» Task item
After reading the entries below, copy word for word the lines from the first through the line containing "BClF, AlBFH2 (calculated)", and stop there.

» Supplied entries
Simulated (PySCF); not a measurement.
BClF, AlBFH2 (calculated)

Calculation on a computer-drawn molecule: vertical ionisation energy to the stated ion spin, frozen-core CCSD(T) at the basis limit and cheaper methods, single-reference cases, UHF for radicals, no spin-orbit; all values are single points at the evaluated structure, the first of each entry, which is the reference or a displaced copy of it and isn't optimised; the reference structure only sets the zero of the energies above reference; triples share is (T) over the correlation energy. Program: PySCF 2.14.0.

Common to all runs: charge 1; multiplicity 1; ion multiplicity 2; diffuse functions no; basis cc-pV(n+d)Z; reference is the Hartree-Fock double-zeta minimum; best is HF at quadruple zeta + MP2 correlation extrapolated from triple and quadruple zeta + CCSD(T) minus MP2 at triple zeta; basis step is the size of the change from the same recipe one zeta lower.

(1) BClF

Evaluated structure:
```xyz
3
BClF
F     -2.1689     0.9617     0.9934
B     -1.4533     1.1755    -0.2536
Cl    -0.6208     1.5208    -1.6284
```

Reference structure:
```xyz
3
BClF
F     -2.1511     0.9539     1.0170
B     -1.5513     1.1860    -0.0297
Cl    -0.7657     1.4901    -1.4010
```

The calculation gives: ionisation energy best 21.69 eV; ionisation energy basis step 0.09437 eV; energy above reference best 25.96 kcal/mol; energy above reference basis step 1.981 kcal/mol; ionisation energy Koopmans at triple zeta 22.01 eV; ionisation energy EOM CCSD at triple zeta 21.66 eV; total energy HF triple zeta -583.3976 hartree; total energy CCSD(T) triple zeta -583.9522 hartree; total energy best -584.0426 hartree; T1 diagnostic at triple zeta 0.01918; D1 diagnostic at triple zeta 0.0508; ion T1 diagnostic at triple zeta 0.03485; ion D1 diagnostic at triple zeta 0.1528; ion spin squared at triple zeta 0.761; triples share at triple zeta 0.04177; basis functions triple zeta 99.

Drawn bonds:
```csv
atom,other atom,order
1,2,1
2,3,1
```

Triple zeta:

» Response box
Simulated (PySCF); not a measurement.
BClF, AlBFH2 (calculated)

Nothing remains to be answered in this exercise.